_EXTRACTED ENTRIES_:
== == ==
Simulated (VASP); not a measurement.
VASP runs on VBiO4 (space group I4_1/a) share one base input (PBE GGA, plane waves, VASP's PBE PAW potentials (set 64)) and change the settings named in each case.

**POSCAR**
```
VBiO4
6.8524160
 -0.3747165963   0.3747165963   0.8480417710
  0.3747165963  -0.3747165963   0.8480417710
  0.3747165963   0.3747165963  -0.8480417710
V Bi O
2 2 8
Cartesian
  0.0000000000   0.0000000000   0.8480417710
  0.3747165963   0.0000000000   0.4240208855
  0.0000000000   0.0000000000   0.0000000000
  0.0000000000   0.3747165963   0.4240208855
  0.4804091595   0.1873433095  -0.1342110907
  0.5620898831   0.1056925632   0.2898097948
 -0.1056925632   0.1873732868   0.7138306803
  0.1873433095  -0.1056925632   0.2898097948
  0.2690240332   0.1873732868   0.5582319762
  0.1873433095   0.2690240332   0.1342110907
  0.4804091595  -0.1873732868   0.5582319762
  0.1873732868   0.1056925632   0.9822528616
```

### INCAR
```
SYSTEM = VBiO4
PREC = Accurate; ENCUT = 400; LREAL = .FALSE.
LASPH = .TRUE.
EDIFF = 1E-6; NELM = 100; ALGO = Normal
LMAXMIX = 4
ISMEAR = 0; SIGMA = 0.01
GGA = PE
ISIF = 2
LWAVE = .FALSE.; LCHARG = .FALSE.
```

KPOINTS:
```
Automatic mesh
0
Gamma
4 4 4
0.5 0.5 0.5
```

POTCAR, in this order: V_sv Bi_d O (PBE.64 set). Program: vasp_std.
== == ==

_ASSIGNED TASK_:
Your reply should contain every record, unchanged and complete.

_PROBLEM SOLUTION_:
Simulated (VASP); not a measurement.
VASP runs on VBiO4 (space group I4_1/a) share one base input (PBE GGA, plane waves, VASP's PBE PAW potentials (set 64)) and change the settings named in each case.

**POSCAR**
```
VBiO4
6.8524160
 -0.3747165963   0.3747165963   0.8480417710
  0.3747165963  -0.3747165963   0.8480417710
  0.3747165963   0.3747165963  -0.8480417710
V Bi O
2 2 8
Cartesian
  0.0000000000   0.0000000000   0.8480417710
  0.3747165963   0.0000000000   0.4240208855
  0.0000000000   0.0000000000   0.0000000000
  0.0000000000   0.3747165963   0.4240208855
  0.4804091595   0.1873433095  -0.1342110907
  0.5620898831   0.1056925632   0.2898097948
 -0.1056925632   0.1873732868   0.7138306803
  0.1873433095  -0.1056925632   0.2898097948
  0.2690240332   0.1873732868   0.5582319762
  0.1873433095   0.2690240332   0.1342110907
  0.4804091595  -0.1873732868   0.5582319762
  0.1873732868   0.1056925632   0.9822528616
```

### INCAR
```
SYSTEM = VBiO4
PREC = Accurate; ENCUT = 400; LREAL = .FALSE.
LASPH = .TRUE.
EDIFF = 1E-6; NELM = 100; ALGO = Normal
LMAXMIX = 4
ISMEAR = 0; SIGMA = 0.01
GGA = PE
ISIF = 2
LWAVE = .FALSE.; LCHARG = .FALSE.
```

KPOINTS:
```
Automatic mesh
0
Gamma
4 4 4
0.5 0.5 0.5
```

POTCAR, in this order: V_sv Bi_d O (PBE.64 set). Program: vasp_std.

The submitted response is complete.